Assignment: Each entry must be restated word for word.

Start of Block

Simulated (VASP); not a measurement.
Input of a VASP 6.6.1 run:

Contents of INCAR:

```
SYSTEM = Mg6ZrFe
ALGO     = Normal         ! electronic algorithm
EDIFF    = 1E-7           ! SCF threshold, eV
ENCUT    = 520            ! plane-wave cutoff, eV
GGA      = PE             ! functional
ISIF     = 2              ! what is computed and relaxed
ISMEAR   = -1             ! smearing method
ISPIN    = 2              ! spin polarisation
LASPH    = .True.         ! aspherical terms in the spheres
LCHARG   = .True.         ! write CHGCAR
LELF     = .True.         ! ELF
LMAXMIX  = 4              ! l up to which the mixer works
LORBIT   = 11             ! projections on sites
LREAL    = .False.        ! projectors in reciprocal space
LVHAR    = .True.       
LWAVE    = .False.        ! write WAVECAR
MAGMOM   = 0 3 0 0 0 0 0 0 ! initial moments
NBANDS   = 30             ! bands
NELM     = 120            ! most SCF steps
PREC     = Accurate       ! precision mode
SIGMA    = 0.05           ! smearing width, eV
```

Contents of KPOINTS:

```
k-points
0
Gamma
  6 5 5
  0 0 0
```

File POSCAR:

End of Block

Problem solution:
Simulated (VASP); not a measurement.
Input of a VASP 6.6.1 run:

Contents of INCAR:

```
SYSTEM = Mg6ZrFe
ALGO     = Normal         ! electronic algorithm
EDIFF    = 1E-7           ! SCF threshold, eV
ENCUT    = 520            ! plane-wave cutoff, eV
GGA      = PE             ! functional
ISIF     = 2              ! what is computed and relaxed
ISMEAR   = -1             ! smearing method
ISPIN    = 2              ! spin polarisation
LASPH    = .True.         ! aspherical terms in the spheres
LCHARG   = .True.         ! write CHGCAR
LELF     = .True.         ! ELF
LMAXMIX  = 4              ! l up to which the mixer works
LORBIT   = 11             ! projections on sites
LREAL    = .False.        ! projectors in reciprocal space
LVHAR    = .True.       
LWAVE    = .False.        ! write WAVECAR
MAGMOM   = 0 3 0 0 0 0 0 0 ! initial moments
NBANDS   = 30             ! bands
NELM     = 120            ! most SCF steps
PREC     = Accurate       ! precision mode
SIGMA    = 0.05           ! smearing width, eV
```

Contents of KPOINTS:

```
k-points
0
Gamma
  6 5 5
  0 0 0
```

File POSCAR:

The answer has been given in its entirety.